*** Opening Material supplied ***
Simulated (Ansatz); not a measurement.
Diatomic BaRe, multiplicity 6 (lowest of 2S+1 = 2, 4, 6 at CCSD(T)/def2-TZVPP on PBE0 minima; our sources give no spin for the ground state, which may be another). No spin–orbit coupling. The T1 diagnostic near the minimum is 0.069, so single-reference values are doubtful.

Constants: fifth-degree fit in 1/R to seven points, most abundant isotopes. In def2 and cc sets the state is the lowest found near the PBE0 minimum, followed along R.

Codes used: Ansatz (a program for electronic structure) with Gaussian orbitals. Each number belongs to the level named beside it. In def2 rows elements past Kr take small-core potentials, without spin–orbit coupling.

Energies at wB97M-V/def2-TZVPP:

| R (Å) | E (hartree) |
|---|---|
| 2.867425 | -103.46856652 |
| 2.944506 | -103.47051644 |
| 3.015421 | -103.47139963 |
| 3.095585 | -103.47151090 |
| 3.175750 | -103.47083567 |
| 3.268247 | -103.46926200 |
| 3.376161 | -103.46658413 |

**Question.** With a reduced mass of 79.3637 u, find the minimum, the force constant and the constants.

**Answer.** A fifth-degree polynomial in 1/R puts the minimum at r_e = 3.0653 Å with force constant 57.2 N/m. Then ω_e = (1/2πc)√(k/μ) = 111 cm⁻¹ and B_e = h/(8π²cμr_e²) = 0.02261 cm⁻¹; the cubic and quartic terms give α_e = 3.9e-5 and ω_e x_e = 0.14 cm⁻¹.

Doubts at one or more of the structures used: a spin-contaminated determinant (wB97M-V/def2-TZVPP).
*** Closing Material supplied ***

▶ [Exercise] Print the records again in full, exactly as they appear above.

▶ [Written answer]
Simulated (Ansatz); not a measurement.
Diatomic BaRe, multiplicity 6 (lowest of 2S+1 = 2, 4, 6 at CCSD(T)/def2-TZVPP on PBE0 minima; our sources give no spin for the ground state, which may be another). No spin–orbit coupling. The T1 diagnostic near the minimum is 0.069, so single-reference values are doubtful.

Constants: fifth-degree fit in 1/R to seven points, most abundant isotopes. In def2 and cc sets the state is the lowest found near the PBE0 minimum, followed along R.

Codes used: Ansatz (a program for electronic structure) with Gaussian orbitals. Each number belongs to the level named beside it. In def2 rows elements past Kr take small-core potentials, without spin–orbit coupling.

Energies at wB97M-V/def2-TZVPP:

| R (Å) | E (hartree) |
|---|---|
| 2.867425 | -103.46856652 |
| 2.944506 | -103.47051644 |
| 3.015421 | -103.47139963 |
| 3.095585 | -103.47151090 |
| 3.175750 | -103.47083567 |
| 3.268247 | -103.46926200 |
| 3.376161 | -103.46658413 |

**Question.** With a reduced mass of 79.3637 u, find the minimum, the force constant and the constants.

**Answer.** A fifth-degree polynomial in 1/R puts the minimum at r_e = 3.0653 Å with force constant 57.2 N/m. Then ω_e = (1/2πc)√(k/μ) = 111 cm⁻¹ and B_e = h/(8π²cμr_e²) = 0.02261 cm⁻¹; the cubic and quartic terms give α_e = 3.9e-5 and ω_e x_e = 0.14 cm⁻¹.

Doubts at one or more of the structures used: a spin-contaminated determinant (wB97M-V/def2-TZVPP).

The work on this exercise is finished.